** Opening SUPPLIED MATERIAL block **

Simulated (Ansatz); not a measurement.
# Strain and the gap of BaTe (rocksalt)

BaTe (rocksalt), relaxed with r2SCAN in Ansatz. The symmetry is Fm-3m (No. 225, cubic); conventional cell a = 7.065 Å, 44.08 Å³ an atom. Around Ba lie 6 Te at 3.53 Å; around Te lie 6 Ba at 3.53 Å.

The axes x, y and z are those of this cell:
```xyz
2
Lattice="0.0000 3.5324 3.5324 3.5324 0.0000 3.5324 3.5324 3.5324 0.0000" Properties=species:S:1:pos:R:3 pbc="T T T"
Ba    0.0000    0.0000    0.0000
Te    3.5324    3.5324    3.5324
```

** Closing SUPPLIED MATERIAL block **

- **WORK REQUEST**: Retype the records above in full, with no differences.

- **TASK RESULT**:
Simulated (Ansatz); not a measurement.
# Strain and the gap of BaTe (rocksalt)

BaTe (rocksalt), relaxed with r2SCAN in Ansatz. The symmetry is Fm-3m (No. 225, cubic); conventional cell a = 7.065 Å, 44.08 Å³ an atom. Around Ba lie 6 Te at 3.53 Å; around Te lie 6 Ba at 3.53 Å.

The axes x, y and z are those of this cell:
```xyz
2
Lattice="0.0000 3.5324 3.5324 3.5324 0.0000 3.5324 3.5324 3.5324 0.0000" Properties=species:S:1:pos:R:3 pbc="T T T"
Ba    0.0000    0.0000    0.0000
Te    3.5324    3.5324    3.5324
```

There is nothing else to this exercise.